** Data follows **
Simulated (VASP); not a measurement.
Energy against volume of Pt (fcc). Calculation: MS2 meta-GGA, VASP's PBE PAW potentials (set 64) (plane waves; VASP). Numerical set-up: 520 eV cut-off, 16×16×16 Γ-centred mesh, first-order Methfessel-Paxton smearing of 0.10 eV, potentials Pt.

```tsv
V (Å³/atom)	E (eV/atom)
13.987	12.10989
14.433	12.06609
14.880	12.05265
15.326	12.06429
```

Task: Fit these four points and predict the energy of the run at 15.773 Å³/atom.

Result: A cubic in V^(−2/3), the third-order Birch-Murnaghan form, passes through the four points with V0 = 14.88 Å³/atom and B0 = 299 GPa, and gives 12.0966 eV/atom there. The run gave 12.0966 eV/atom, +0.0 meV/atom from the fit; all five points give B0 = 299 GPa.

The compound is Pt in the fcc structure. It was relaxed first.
** End of Data **

The job here is to write out all the entries again exactly.

* Answer section:
Simulated (VASP); not a measurement.
Energy against volume of Pt (fcc). Calculation: MS2 meta-GGA, VASP's PBE PAW potentials (set 64) (plane waves; VASP). Numerical set-up: 520 eV cut-off, 16×16×16 Γ-centred mesh, first-order Methfessel-Paxton smearing of 0.10 eV, potentials Pt.

```tsv
V (Å³/atom)	E (eV/atom)
13.987	12.10989
14.433	12.06609
14.880	12.05265
15.326	12.06429
```

Task: Fit these four points and predict the energy of the run at 15.773 Å³/atom.

Result: A cubic in V^(−2/3), the third-order Birch-Murnaghan form, passes through the four points with V0 = 14.88 Å³/atom and B0 = 299 GPa, and gives 12.0966 eV/atom there. The run gave 12.0966 eV/atom, +0.0 meV/atom from the fit; all five points give B0 = 299 GPa.

The compound is Pt in the fcc structure. It was relaxed first.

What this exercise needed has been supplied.